### [DATASET EXCERPTS]
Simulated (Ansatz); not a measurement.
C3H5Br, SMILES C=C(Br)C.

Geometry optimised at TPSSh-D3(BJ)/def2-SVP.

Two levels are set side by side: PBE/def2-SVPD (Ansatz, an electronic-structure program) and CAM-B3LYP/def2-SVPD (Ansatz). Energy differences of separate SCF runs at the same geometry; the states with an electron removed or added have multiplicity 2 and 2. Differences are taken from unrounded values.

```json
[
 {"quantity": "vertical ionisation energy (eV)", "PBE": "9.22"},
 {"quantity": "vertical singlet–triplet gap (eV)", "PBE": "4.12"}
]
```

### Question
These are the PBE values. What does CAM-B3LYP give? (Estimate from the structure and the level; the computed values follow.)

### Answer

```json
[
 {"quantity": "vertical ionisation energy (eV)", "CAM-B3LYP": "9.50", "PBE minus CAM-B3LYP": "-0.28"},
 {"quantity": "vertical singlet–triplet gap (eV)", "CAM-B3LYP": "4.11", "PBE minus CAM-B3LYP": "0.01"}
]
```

### [WORK TASK]
Your answer must consist solely of the lines above between the line holding "Geometry optimised at TPSSh-D3(BJ)/def2-SVP." and the line holding "### Question", inclusive, copied exactly.

### [ANSWER BOX]
Geometry optimised at TPSSh-D3(BJ)/def2-SVP.

Two levels are set side by side: PBE/def2-SVPD (Ansatz, an electronic-structure program) and CAM-B3LYP/def2-SVPD (Ansatz). Energy differences of separate SCF runs at the same geometry; the states with an electron removed or added have multiplicity 2 and 2. Differences are taken from unrounded values.

```json
[
 {"quantity": "vertical ionisation energy (eV)", "PBE": "9.22"},
 {"quantity": "vertical singlet–triplet gap (eV)", "PBE": "4.12"}
]
```

### Question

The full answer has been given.